*** Opening of Information supplied ***
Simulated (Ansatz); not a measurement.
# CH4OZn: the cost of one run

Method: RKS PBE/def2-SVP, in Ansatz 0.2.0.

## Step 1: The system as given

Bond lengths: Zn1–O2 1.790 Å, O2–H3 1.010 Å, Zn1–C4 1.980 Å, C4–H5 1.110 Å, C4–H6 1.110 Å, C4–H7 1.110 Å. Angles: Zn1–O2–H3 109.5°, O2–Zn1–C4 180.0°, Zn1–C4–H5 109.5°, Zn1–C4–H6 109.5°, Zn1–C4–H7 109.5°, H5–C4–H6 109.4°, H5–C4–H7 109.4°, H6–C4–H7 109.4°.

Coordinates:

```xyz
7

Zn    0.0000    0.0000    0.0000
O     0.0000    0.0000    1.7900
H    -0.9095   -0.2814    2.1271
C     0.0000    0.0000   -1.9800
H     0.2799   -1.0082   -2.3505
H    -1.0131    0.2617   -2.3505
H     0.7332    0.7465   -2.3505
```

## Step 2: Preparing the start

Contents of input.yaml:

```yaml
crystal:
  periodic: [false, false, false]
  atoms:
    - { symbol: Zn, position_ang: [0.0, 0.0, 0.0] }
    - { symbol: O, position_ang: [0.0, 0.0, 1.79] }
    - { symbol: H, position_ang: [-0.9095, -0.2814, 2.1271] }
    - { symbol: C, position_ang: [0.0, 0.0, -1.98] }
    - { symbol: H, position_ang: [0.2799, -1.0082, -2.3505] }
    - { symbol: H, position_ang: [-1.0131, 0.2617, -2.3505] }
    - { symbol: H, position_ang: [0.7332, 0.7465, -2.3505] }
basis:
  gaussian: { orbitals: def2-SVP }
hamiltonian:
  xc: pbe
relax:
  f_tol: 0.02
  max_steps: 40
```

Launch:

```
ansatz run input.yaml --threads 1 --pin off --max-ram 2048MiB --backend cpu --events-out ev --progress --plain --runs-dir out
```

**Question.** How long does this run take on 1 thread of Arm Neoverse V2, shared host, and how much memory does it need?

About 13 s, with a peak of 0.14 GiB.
*** Close of Information supplied ***

Brief | All lines above from the line with "Method: RKS PBE/def2-SVP, in Ansatz 0.2.0." through the line with "does it need?", both included, are to be set down exactly, with nothing else.

Result |
Method: RKS PBE/def2-SVP, in Ansatz 0.2.0.

## Step 1: The system as given

Bond lengths: Zn1–O2 1.790 Å, O2–H3 1.010 Å, Zn1–C4 1.980 Å, C4–H5 1.110 Å, C4–H6 1.110 Å, C4–H7 1.110 Å. Angles: Zn1–O2–H3 109.5°, O2–Zn1–C4 180.0°, Zn1–C4–H5 109.5°, Zn1–C4–H6 109.5°, Zn1–C4–H7 109.5°, H5–C4–H6 109.4°, H5–C4–H7 109.4°, H6–C4–H7 109.4°.

Coordinates:

```xyz
7

Zn    0.0000    0.0000    0.0000
O     0.0000    0.0000    1.7900
H    -0.9095   -0.2814    2.1271
C     0.0000    0.0000   -1.9800
H     0.2799   -1.0082   -2.3505
H    -1.0131    0.2617   -2.3505
H     0.7332    0.7465   -2.3505
```

## Step 2: Preparing the start

Contents of input.yaml:

```yaml
crystal:
  periodic: [false, false, false]
  atoms:
    - { symbol: Zn, position_ang: [0.0, 0.0, 0.0] }
    - { symbol: O, position_ang: [0.0, 0.0, 1.79] }
    - { symbol: H, position_ang: [-0.9095, -0.2814, 2.1271] }
    - { symbol: C, position_ang: [0.0, 0.0, -1.98] }
    - { symbol: H, position_ang: [0.2799, -1.0082, -2.3505] }
    - { symbol: H, position_ang: [-1.0131, 0.2617, -2.3505] }
    - { symbol: H, position_ang: [0.7332, 0.7465, -2.3505] }
basis:
  gaussian: { orbitals: def2-SVP }
hamiltonian:
  xc: pbe
relax:
  f_tol: 0.02
  max_steps: 40
```

Launch:

```
ansatz run input.yaml --threads 1 --pin off --max-ram 2048MiB --backend cpu --events-out ev --progress --plain --runs-dir out
```

**Question.** How long does this run take on 1 thread of Arm Neoverse V2, shared host, and how much memory does it need?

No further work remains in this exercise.